▬▬▬▬▬▬▬▬▬▬

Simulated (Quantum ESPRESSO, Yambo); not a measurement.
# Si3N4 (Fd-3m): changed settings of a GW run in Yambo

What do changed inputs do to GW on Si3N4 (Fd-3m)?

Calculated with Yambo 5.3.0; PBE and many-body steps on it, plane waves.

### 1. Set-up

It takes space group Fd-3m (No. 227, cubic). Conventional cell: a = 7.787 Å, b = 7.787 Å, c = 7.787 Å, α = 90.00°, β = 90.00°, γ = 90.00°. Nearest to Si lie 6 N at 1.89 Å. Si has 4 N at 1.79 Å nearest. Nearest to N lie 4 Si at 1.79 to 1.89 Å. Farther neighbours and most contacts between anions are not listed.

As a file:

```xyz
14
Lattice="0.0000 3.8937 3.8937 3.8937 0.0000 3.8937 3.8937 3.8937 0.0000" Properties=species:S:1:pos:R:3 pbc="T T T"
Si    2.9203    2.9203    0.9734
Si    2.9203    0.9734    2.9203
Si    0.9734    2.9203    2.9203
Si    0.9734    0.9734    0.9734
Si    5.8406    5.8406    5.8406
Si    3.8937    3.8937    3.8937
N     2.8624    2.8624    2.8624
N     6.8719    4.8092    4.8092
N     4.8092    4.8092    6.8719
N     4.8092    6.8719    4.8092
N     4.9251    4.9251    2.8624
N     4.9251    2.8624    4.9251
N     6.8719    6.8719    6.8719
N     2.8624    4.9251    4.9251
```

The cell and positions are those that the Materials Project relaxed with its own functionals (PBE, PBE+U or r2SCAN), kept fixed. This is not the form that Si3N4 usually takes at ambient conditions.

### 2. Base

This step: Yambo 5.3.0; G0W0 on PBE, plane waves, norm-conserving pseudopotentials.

▬▬▬▬▬▬▬▬▬▬

▶ Work order: When transcribing the data, keep every line exactly as it is.

▶ Response:
Simulated (Quantum ESPRESSO, Yambo); not a measurement.
# Si3N4 (Fd-3m): changed settings of a GW run in Yambo

What do changed inputs do to GW on Si3N4 (Fd-3m)?

Calculated with Yambo 5.3.0; PBE and many-body steps on it, plane waves.

### 1. Set-up

It takes space group Fd-3m (No. 227, cubic). Conventional cell: a = 7.787 Å, b = 7.787 Å, c = 7.787 Å, α = 90.00°, β = 90.00°, γ = 90.00°. Nearest to Si lie 6 N at 1.89 Å. Si has 4 N at 1.79 Å nearest. Nearest to N lie 4 Si at 1.79 to 1.89 Å. Farther neighbours and most contacts between anions are not listed.

As a file:

```xyz
14
Lattice="0.0000 3.8937 3.8937 3.8937 0.0000 3.8937 3.8937 3.8937 0.0000" Properties=species:S:1:pos:R:3 pbc="T T T"
Si    2.9203    2.9203    0.9734
Si    2.9203    0.9734    2.9203
Si    0.9734    2.9203    2.9203
Si    0.9734    0.9734    0.9734
Si    5.8406    5.8406    5.8406
Si    3.8937    3.8937    3.8937
N     2.8624    2.8624    2.8624
N     6.8719    4.8092    4.8092
N     4.8092    4.8092    6.8719
N     4.8092    6.8719    4.8092
N     4.9251    4.9251    2.8624
N     4.9251    2.8624    4.9251
N     6.8719    6.8719    6.8719
N     2.8624    4.9251    4.9251
```

The cell and positions are those that the Materials Project relaxed with its own functionals (PBE, PBE+U or r2SCAN), kept fixed. This is not the form that Si3N4 usually takes at ambient conditions.

### 2. Base

This step: Yambo 5.3.0; G0W0 on PBE, plane waves, norm-conserving pseudopotentials.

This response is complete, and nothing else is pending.